### REQUIREMENT
The whole of the data is to be duplicated precisely.

**** DATA SECTION

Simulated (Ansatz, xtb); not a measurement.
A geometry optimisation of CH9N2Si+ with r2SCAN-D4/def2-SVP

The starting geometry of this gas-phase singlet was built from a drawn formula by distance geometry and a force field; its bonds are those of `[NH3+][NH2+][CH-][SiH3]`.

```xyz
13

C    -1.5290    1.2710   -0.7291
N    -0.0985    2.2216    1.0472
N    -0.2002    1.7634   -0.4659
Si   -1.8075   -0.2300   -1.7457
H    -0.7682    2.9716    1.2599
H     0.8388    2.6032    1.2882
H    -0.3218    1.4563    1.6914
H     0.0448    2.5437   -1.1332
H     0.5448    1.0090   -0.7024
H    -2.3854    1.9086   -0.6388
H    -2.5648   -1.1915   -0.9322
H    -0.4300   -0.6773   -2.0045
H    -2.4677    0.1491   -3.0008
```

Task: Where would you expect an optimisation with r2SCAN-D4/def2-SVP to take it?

********

### TASK RESPONSE
Simulated (Ansatz, xtb); not a measurement.
A geometry optimisation of CH9N2Si+ with r2SCAN-D4/def2-SVP

The starting geometry of this gas-phase singlet was built from a drawn formula by distance geometry and a force field; its bonds are those of `[NH3+][NH2+][CH-][SiH3]`.

```xyz
13

C    -1.5290    1.2710   -0.7291
N    -0.0985    2.2216    1.0472
N    -0.2002    1.7634   -0.4659
Si   -1.8075   -0.2300   -1.7457
H    -0.7682    2.9716    1.2599
H     0.8388    2.6032    1.2882
H    -0.3218    1.4563    1.6914
H     0.0448    2.5437   -1.1332
H     0.5448    1.0090   -0.7024
H    -2.3854    1.9086   -0.6388
H    -2.5648   -1.1915   -0.9322
H    -0.4300   -0.6773   -2.0045
H    -2.4677    0.1491   -3.0008
```

Task: Where would you expect an optimisation with r2SCAN-D4/def2-SVP to take it?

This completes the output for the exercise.